# Brief
Look through the listing below and write out exactly the lines from the line with "3.41 | -4.1 |" to the line with "Caveats: the structure", both included, and no others.

-*-

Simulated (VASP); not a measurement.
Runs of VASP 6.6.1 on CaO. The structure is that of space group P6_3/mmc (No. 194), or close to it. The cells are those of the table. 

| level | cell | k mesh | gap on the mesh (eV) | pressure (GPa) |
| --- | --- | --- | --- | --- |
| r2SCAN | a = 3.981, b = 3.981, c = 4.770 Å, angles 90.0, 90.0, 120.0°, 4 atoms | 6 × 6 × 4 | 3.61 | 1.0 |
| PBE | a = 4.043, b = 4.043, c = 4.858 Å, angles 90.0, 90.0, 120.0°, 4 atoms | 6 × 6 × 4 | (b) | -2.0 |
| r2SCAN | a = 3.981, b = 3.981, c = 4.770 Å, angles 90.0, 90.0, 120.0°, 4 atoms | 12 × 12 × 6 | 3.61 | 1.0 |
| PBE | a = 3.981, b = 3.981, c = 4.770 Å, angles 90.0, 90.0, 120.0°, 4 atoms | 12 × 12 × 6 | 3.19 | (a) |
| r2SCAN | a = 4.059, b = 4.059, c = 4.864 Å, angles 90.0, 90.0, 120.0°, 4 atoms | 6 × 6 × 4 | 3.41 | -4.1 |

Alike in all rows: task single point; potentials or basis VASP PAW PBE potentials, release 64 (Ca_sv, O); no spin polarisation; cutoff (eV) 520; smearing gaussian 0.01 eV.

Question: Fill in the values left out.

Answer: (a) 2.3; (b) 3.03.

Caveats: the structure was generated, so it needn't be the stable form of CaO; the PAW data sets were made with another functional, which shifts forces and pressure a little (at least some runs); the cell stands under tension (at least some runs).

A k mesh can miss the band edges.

-*-

# Response
| r2SCAN | a = 4.059, b = 4.059, c = 4.864 Å, angles 90.0, 90.0, 120.0°, 4 atoms | 6 × 6 × 4 | 3.41 | -4.1 |

Alike in all rows: task single point; potentials or basis VASP PAW PBE potentials, release 64 (Ca_sv, O); no spin polarisation; cutoff (eV) 520; smearing gaussian 0.01 eV.

Question: Fill in the values left out.

Answer: (a) 2.3; (b) 3.03.

Caveats: the structure was generated, so it needn't be the stable form of CaO; the PAW data sets were made with another functional, which shifts forces and pressure a little (at least some runs); the cell stands under tension (at least some runs).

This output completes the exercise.